Top of The data
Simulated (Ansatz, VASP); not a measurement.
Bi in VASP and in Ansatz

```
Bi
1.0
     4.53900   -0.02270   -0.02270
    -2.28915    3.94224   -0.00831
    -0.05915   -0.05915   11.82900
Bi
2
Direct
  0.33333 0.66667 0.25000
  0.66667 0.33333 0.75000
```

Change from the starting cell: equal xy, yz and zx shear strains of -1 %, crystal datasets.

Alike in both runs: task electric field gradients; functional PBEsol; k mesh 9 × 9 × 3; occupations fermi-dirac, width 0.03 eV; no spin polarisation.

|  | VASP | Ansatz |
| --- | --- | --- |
Bottom of The data

Work order => I would like you to output every record exactly as written.

Expected answer =>
Simulated (Ansatz, VASP); not a measurement.
Bi in VASP and in Ansatz

```
Bi
1.0
     4.53900   -0.02270   -0.02270
    -2.28915    3.94224   -0.00831
    -0.05915   -0.05915   11.82900
Bi
2
Direct
  0.33333 0.66667 0.25000
  0.66667 0.33333 0.75000
```

Change from the starting cell: equal xy, yz and zx shear strains of -1 %, crystal datasets.

Alike in both runs: task electric field gradients; functional PBEsol; k mesh 9 × 9 × 3; occupations fermi-dirac, width 0.03 eV; no spin polarisation.

|  | VASP | Ansatz |
| --- | --- | --- |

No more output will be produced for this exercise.